__Work request__.
Give back the whole listing below exactly.

━━━━━ Extracted information
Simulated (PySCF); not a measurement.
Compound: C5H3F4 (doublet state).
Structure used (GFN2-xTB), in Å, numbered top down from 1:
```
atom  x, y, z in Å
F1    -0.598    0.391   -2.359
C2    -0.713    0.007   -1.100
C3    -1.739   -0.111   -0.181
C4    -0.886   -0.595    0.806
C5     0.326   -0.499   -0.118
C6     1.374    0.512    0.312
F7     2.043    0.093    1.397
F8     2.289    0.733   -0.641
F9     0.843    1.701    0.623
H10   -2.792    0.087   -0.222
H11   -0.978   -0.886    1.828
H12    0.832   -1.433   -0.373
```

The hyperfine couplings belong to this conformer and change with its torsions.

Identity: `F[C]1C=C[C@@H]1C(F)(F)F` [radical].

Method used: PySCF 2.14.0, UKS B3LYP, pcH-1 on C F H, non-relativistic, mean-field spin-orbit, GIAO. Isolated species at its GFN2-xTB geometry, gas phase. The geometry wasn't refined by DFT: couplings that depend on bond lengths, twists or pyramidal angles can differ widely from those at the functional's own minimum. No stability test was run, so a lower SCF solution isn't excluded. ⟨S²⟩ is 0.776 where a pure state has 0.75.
━━━━━━━━━━

__Written solution__.
Simulated (PySCF); not a measurement.
Compound: C5H3F4 (doublet state).
Structure used (GFN2-xTB), in Å, numbered top down from 1:
```
atom  x, y, z in Å
F1    -0.598    0.391   -2.359
C2    -0.713    0.007   -1.100
C3    -1.739   -0.111   -0.181
C4    -0.886   -0.595    0.806
C5     0.326   -0.499   -0.118
C6     1.374    0.512    0.312
F7     2.043    0.093    1.397
F8     2.289    0.733   -0.641
F9     0.843    1.701    0.623
H10   -2.792    0.087   -0.222
H11   -0.978   -0.886    1.828
H12    0.832   -1.433   -0.373
```

The hyperfine couplings belong to this conformer and change with its torsions.

Identity: `F[C]1C=C[C@@H]1C(F)(F)F` [radical].

Method used: PySCF 2.14.0, UKS B3LYP, pcH-1 on C F H, non-relativistic, mean-field spin-orbit, GIAO. Isolated species at its GFN2-xTB geometry, gas phase. The geometry wasn't refined by DFT: couplings that depend on bond lengths, twists or pyramidal angles can differ widely from those at the functional's own minimum. No stability test was run, so a lower SCF solution isn't excluded. ⟨S²⟩ is 0.776 where a pure state has 0.75.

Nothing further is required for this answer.